BEGIN

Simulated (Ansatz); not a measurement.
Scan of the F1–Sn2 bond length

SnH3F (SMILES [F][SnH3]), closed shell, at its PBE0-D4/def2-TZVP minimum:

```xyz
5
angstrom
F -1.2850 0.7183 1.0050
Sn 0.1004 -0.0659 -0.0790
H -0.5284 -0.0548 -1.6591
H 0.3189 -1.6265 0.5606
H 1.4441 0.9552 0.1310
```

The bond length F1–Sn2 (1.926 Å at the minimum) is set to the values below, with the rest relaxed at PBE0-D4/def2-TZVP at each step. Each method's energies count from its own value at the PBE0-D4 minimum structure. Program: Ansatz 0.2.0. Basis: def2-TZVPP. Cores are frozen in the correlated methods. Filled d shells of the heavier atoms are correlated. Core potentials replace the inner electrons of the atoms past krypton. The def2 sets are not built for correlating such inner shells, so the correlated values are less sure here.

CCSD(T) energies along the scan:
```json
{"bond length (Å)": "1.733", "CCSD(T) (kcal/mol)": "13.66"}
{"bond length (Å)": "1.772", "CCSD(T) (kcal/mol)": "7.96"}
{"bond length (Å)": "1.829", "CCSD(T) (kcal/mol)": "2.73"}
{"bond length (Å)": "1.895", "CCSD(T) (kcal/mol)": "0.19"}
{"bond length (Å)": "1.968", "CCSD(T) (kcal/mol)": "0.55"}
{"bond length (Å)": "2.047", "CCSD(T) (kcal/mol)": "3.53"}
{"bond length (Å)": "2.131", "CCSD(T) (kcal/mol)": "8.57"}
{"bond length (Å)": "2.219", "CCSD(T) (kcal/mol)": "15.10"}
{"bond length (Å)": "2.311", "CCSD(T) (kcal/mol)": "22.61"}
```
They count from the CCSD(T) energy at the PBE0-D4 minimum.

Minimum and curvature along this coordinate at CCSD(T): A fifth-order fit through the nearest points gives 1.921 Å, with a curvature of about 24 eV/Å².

END

## Work item
All that is wanted is the stretch of lines above from the one containing "Scan of the F1–Sn2 bond length" through the one containing "They count from", duplicated exactly.

## Task answer
Scan of the F1–Sn2 bond length

SnH3F (SMILES [F][SnH3]), closed shell, at its PBE0-D4/def2-TZVP minimum:

```xyz
5
angstrom
F -1.2850 0.7183 1.0050
Sn 0.1004 -0.0659 -0.0790
H -0.5284 -0.0548 -1.6591
H 0.3189 -1.6265 0.5606
H 1.4441 0.9552 0.1310
```

The bond length F1–Sn2 (1.926 Å at the minimum) is set to the values below, with the rest relaxed at PBE0-D4/def2-TZVP at each step. Each method's energies count from its own value at the PBE0-D4 minimum structure. Program: Ansatz 0.2.0. Basis: def2-TZVPP. Cores are frozen in the correlated methods. Filled d shells of the heavier atoms are correlated. Core potentials replace the inner electrons of the atoms past krypton. The def2 sets are not built for correlating such inner shells, so the correlated values are less sure here.

CCSD(T) energies along the scan:
```json
{"bond length (Å)": "1.733", "CCSD(T) (kcal/mol)": "13.66"}
{"bond length (Å)": "1.772", "CCSD(T) (kcal/mol)": "7.96"}
{"bond length (Å)": "1.829", "CCSD(T) (kcal/mol)": "2.73"}
{"bond length (Å)": "1.895", "CCSD(T) (kcal/mol)": "0.19"}
{"bond length (Å)": "1.968", "CCSD(T) (kcal/mol)": "0.55"}
{"bond length (Å)": "2.047", "CCSD(T) (kcal/mol)": "3.53"}
{"bond length (Å)": "2.131", "CCSD(T) (kcal/mol)": "8.57"}
{"bond length (Å)": "2.219", "CCSD(T) (kcal/mol)": "15.10"}
{"bond length (Å)": "2.311", "CCSD(T) (kcal/mol)": "22.61"}
```
They count from the CCSD(T) energy at the PBE0-D4 minimum.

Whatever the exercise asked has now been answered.